§ EXCERPTED RECORDS:
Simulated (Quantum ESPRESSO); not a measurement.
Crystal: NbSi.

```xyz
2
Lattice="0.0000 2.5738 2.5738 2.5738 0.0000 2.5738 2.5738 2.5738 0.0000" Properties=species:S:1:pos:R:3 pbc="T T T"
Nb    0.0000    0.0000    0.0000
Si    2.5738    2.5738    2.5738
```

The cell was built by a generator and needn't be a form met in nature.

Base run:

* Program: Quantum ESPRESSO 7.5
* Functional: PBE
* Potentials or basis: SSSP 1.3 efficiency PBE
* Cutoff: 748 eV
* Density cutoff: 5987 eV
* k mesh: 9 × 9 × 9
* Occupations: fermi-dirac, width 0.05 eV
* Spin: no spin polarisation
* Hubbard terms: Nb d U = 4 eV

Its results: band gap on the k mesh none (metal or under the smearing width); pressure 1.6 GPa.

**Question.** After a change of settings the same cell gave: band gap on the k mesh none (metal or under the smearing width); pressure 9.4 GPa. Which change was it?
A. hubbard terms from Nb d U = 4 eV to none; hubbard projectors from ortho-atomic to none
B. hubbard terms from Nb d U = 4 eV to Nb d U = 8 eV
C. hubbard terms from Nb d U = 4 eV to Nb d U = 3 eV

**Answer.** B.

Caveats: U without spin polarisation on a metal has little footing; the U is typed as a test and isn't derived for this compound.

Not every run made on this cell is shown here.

§ ACTION ITEM:
Look above for the line containing "Cutoff: 748 eV" and the line containing "Caveats: U without". Transcribe both, with the lines between them, exactly.

§ ANSWER BOX:
* Cutoff: 748 eV
* Density cutoff: 5987 eV
* k mesh: 9 × 9 × 9
* Occupations: fermi-dirac, width 0.05 eV
* Spin: no spin polarisation
* Hubbard terms: Nb d U = 4 eV

Its results: band gap on the k mesh none (metal or under the smearing width); pressure 1.6 GPa.

**Question.** After a change of settings the same cell gave: band gap on the k mesh none (metal or under the smearing width); pressure 9.4 GPa. Which change was it?
A. hubbard terms from Nb d U = 4 eV to none; hubbard projectors from ortho-atomic to none
B. hubbard terms from Nb d U = 4 eV to Nb d U = 8 eV
C. hubbard terms from Nb d U = 4 eV to Nb d U = 3 eV

**Answer.** B.

Caveats: U without spin polarisation on a metal has little footing; the U is typed as a test and isn't derived for this compound.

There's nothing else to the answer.